:::

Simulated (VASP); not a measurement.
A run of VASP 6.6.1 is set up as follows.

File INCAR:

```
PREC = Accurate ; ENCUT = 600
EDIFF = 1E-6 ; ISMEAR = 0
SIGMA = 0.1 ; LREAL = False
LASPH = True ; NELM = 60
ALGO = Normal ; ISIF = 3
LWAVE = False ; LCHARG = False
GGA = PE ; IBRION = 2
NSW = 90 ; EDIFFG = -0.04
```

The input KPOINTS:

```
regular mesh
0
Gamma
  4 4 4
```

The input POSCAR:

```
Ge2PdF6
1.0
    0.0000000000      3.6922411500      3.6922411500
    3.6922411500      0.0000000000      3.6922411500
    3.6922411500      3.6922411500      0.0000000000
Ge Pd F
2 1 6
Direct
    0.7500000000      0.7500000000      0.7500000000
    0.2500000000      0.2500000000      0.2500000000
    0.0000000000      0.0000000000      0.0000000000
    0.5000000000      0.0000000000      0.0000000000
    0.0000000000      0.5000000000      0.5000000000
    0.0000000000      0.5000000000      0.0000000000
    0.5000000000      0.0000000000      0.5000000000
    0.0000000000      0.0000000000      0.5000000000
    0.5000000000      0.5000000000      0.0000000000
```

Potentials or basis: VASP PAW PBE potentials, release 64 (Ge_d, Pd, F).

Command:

:::

- **Required action**: Every record above must be repeated word for word.

- **Your response**:
Simulated (VASP); not a measurement.
A run of VASP 6.6.1 is set up as follows.

File INCAR:

```
PREC = Accurate ; ENCUT = 600
EDIFF = 1E-6 ; ISMEAR = 0
SIGMA = 0.1 ; LREAL = False
LASPH = True ; NELM = 60
ALGO = Normal ; ISIF = 3
LWAVE = False ; LCHARG = False
GGA = PE ; IBRION = 2
NSW = 90 ; EDIFFG = -0.04
```

The input KPOINTS:

```
regular mesh
0
Gamma
  4 4 4
```

The input POSCAR:

```
Ge2PdF6
1.0
    0.0000000000      3.6922411500      3.6922411500
    3.6922411500      0.0000000000      3.6922411500
    3.6922411500      3.6922411500      0.0000000000
Ge Pd F
2 1 6
Direct
    0.7500000000      0.7500000000      0.7500000000
    0.2500000000      0.2500000000      0.2500000000
    0.0000000000      0.0000000000      0.0000000000
    0.5000000000      0.0000000000      0.0000000000
    0.0000000000      0.5000000000      0.5000000000
    0.0000000000      0.5000000000      0.0000000000
    0.5000000000      0.0000000000      0.5000000000
    0.0000000000      0.0000000000      0.5000000000
    0.5000000000      0.5000000000      0.0000000000
```

Potentials or basis: VASP PAW PBE potentials, release 64 (Ge_d, Pd, F).

Command:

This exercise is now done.